+++ Entries provided +++

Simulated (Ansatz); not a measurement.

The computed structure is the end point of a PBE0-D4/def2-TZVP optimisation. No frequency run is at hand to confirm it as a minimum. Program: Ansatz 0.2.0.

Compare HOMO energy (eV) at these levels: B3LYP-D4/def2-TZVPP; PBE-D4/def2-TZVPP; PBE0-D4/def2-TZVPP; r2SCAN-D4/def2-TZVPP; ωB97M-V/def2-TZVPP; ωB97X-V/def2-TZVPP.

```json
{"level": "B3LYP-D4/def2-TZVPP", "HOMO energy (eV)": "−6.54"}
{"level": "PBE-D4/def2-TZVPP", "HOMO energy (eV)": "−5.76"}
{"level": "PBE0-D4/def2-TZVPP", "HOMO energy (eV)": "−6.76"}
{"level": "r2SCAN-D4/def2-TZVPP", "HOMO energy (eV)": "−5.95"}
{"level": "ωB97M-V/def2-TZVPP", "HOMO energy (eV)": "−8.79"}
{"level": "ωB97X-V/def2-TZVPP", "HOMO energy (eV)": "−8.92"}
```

+++

Retype every line above with nothing changed.

_Written solution:_
Simulated (Ansatz); not a measurement.

The computed structure is the end point of a PBE0-D4/def2-TZVP optimisation. No frequency run is at hand to confirm it as a minimum. Program: Ansatz 0.2.0.

Compare HOMO energy (eV) at these levels: B3LYP-D4/def2-TZVPP; PBE-D4/def2-TZVPP; PBE0-D4/def2-TZVPP; r2SCAN-D4/def2-TZVPP; ωB97M-V/def2-TZVPP; ωB97X-V/def2-TZVPP.

```json
{"level": "B3LYP-D4/def2-TZVPP", "HOMO energy (eV)": "−6.54"}
{"level": "PBE-D4/def2-TZVPP", "HOMO energy (eV)": "−5.76"}
{"level": "PBE0-D4/def2-TZVPP", "HOMO energy (eV)": "−6.76"}
{"level": "r2SCAN-D4/def2-TZVPP", "HOMO energy (eV)": "−5.95"}
{"level": "ωB97M-V/def2-TZVPP", "HOMO energy (eV)": "−8.79"}
{"level": "ωB97X-V/def2-TZVPP", "HOMO energy (eV)": "−8.92"}
```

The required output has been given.